Given data:
- - -

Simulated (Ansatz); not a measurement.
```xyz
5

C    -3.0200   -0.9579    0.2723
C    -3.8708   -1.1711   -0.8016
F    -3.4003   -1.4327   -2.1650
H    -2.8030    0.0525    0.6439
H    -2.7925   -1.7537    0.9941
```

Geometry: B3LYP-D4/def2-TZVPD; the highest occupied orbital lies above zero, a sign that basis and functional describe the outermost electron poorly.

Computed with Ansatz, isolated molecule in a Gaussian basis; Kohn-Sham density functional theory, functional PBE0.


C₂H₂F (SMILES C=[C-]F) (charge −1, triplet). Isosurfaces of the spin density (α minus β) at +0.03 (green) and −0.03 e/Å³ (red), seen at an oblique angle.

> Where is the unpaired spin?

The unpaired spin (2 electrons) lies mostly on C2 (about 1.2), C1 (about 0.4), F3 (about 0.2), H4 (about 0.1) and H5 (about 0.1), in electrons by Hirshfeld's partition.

- - -

Exercise: Transcribe, word for word, the data above from its first line through the line with "the unpaired spin?", and include nothing else.

Task answer:
Simulated (Ansatz); not a measurement.
```xyz
5

C    -3.0200   -0.9579    0.2723
C    -3.8708   -1.1711   -0.8016
F    -3.4003   -1.4327   -2.1650
H    -2.8030    0.0525    0.6439
H    -2.7925   -1.7537    0.9941
```

Geometry: B3LYP-D4/def2-TZVPD; the highest occupied orbital lies above zero, a sign that basis and functional describe the outermost electron poorly.

Computed with Ansatz, isolated molecule in a Gaussian basis; Kohn-Sham density functional theory, functional PBE0.


C₂H₂F (SMILES C=[C-]F) (charge −1, triplet). Isosurfaces of the spin density (α minus β) at +0.03 (green) and −0.03 e/Å³ (red), seen at an oblique angle.

> Where is the unpaired spin?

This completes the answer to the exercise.